═════ Information
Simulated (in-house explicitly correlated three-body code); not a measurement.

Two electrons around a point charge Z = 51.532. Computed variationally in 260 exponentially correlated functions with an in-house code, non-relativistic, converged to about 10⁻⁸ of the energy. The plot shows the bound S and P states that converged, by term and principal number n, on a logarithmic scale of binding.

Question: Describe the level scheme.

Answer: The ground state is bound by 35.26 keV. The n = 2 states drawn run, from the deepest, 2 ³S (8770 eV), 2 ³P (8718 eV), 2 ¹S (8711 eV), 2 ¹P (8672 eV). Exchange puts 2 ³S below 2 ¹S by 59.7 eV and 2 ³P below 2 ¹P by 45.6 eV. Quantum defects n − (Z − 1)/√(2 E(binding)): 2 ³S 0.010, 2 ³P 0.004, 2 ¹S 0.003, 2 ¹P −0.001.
══════════

§ Work item:
Write down exactly the span of lines above from the one containing "Two electrons around" to the one containing "Question: Describe the level scheme.", both ends included.

§ Response area:
Two electrons around a point charge Z = 51.532. Computed variationally in 260 exponentially correlated functions with an in-house code, non-relativistic, converged to about 10⁻⁸ of the energy. The plot shows the bound S and P states that converged, by term and principal number n, on a logarithmic scale of binding.

Question: Describe the level scheme.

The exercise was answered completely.